**Entries provided**
BEGIN

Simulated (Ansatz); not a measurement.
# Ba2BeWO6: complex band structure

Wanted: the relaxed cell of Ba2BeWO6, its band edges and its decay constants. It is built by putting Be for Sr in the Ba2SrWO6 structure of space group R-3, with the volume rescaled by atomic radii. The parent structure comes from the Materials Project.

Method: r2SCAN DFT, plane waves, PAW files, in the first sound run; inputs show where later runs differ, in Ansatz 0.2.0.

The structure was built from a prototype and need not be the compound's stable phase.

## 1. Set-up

END

**Work instruction**
Would you copy, unchanged, the stretch of the records above that begins at the line containing "Wanted: the relaxed" and ends at the line containing "The structure was", and only that?

**Written answer**
Wanted: the relaxed cell of Ba2BeWO6, its band edges and its decay constants. It is built by putting Be for Sr in the Ba2SrWO6 structure of space group R-3, with the volume rescaled by atomic radii. The parent structure comes from the Materials Project.

Method: r2SCAN DFT, plane waves, PAW files, in the first sound run; inputs show where later runs differ, in Ansatz 0.2.0.

The structure was built from a prototype and need not be the compound's stable phase.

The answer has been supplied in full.